- **SUPPLIED RECORDS**:
────────

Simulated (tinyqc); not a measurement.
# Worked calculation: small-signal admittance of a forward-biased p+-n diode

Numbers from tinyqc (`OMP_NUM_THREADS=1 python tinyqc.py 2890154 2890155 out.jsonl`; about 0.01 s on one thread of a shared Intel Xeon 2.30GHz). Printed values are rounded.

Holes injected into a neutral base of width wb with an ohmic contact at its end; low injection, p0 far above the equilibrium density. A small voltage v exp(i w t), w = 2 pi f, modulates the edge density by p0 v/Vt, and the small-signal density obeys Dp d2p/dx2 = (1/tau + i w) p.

────────

Could you write out the full data verbatim?

- **WRITTEN SOLUTION**:
Simulated (tinyqc); not a measurement.
# Worked calculation: small-signal admittance of a forward-biased p+-n diode

Numbers from tinyqc (`OMP_NUM_THREADS=1 python tinyqc.py 2890154 2890155 out.jsonl`; about 0.01 s on one thread of a shared Intel Xeon 2.30GHz). Printed values are rounded.

Holes injected into a neutral base of width wb with an ohmic contact at its end; low injection, p0 far above the equilibrium density. A small voltage v exp(i w t), w = 2 pi f, modulates the edge density by p0 v/Vt, and the small-signal density obeys Dp d2p/dx2 = (1/tau + i w) p.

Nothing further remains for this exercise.